————————
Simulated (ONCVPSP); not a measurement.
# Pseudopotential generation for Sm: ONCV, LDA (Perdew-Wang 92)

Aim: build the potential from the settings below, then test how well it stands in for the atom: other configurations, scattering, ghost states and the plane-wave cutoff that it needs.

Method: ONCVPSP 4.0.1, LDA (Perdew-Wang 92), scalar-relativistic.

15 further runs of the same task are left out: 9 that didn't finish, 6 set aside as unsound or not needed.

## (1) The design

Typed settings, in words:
————————

• _WORK ORDER_
Give the data again, exactly.

• _EXPECTED ANSWER_
Simulated (ONCVPSP); not a measurement.
# Pseudopotential generation for Sm: ONCV, LDA (Perdew-Wang 92)

Aim: build the potential from the settings below, then test how well it stands in for the atom: other configurations, scattering, ghost states and the plane-wave cutoff that it needs.

Method: ONCVPSP 4.0.1, LDA (Perdew-Wang 92), scalar-relativistic.

15 further runs of the same task are left out: 9 that didn't finish, 6 set aside as unsound or not needed.

## (1) The design

Typed settings, in words:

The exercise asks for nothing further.